------------------------------

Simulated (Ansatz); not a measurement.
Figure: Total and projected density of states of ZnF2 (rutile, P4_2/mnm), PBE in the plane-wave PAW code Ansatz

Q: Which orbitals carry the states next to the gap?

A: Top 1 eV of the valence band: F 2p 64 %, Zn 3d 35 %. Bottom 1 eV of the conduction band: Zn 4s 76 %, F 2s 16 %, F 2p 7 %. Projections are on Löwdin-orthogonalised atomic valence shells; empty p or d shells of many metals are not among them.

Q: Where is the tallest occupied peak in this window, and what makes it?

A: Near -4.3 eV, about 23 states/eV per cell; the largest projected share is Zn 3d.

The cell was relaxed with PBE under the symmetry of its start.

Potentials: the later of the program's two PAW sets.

------------------------------

#### Exercise:
Begin at the first line of the material and transcribe each line exactly. End with the line containing "Q: Which orbitals", and give nothing else.

#### Answer box:
Simulated (Ansatz); not a measurement.
Figure: Total and projected density of states of ZnF2 (rutile, P4_2/mnm), PBE in the plane-wave PAW code Ansatz

Q: Which orbitals carry the states next to the gap?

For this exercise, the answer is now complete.